## ACTIVITY
Please reproduce every entry below without omitting a single line.

## EXTRACTED MATERIAL
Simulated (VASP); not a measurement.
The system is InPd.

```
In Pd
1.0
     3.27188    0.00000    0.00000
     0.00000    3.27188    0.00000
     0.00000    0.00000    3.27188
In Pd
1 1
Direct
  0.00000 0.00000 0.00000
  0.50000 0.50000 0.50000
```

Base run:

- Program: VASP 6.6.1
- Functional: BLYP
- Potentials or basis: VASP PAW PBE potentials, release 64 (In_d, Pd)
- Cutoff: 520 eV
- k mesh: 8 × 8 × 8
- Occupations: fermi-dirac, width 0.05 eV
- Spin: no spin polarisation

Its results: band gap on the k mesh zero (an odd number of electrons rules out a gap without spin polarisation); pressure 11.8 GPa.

## EXERCISE RESPONSE
Simulated (VASP); not a measurement.
The system is InPd.

```
In Pd
1.0
     3.27188    0.00000    0.00000
     0.00000    3.27188    0.00000
     0.00000    0.00000    3.27188
In Pd
1 1
Direct
  0.00000 0.00000 0.00000
  0.50000 0.50000 0.50000
```

Base run:

- Program: VASP 6.6.1
- Functional: BLYP
- Potentials or basis: VASP PAW PBE potentials, release 64 (In_d, Pd)
- Cutoff: 520 eV
- k mesh: 8 × 8 × 8
- Occupations: fermi-dirac, width 0.05 eV
- Spin: no spin polarisation

Its results: band gap on the k mesh zero (an odd number of electrons rules out a gap without spin polarisation); pressure 11.8 GPa.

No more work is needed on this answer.